## REQUIREMENT
Exact reproduction required: the lines below from the line with "MoSe (Fm-3m, No." to the line with "Q: What will", both ends included, and no others.

※ ※ ※

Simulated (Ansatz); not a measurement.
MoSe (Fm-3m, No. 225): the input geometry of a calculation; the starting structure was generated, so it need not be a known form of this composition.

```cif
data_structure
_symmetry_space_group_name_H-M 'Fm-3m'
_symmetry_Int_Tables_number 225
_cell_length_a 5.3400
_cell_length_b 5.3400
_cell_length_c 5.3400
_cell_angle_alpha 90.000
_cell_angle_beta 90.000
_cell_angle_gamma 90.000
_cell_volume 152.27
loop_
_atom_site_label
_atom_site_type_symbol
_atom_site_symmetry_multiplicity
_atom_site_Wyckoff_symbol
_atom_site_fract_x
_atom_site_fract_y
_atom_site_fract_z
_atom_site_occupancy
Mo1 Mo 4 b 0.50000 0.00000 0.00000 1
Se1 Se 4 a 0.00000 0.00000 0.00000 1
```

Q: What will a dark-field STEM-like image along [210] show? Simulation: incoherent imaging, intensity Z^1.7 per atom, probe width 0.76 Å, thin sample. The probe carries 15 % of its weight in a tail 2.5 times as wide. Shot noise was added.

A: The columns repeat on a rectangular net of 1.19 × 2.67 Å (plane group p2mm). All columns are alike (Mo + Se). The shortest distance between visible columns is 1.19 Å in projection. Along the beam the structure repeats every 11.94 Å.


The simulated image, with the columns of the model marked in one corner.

※ ※ ※

## EXERCISE SOLUTION
MoSe (Fm-3m, No. 225): the input geometry of a calculation; the starting structure was generated, so it need not be a known form of this composition.

```cif
data_structure
_symmetry_space_group_name_H-M 'Fm-3m'
_symmetry_Int_Tables_number 225
_cell_length_a 5.3400
_cell_length_b 5.3400
_cell_length_c 5.3400
_cell_angle_alpha 90.000
_cell_angle_beta 90.000
_cell_angle_gamma 90.000
_cell_volume 152.27
loop_
_atom_site_label
_atom_site_type_symbol
_atom_site_symmetry_multiplicity
_atom_site_Wyckoff_symbol
_atom_site_fract_x
_atom_site_fract_y
_atom_site_fract_z
_atom_site_occupancy
Mo1 Mo 4 b 0.50000 0.00000 0.00000 1
Se1 Se 4 a 0.00000 0.00000 0.00000 1
```

Q: What will a dark-field STEM-like image along [210] show? Simulation: incoherent imaging, intensity Z^1.7 per atom, probe width 0.76 Å, thin sample. The probe carries 15 % of its weight in a tail 2.5 times as wide. Shot noise was added.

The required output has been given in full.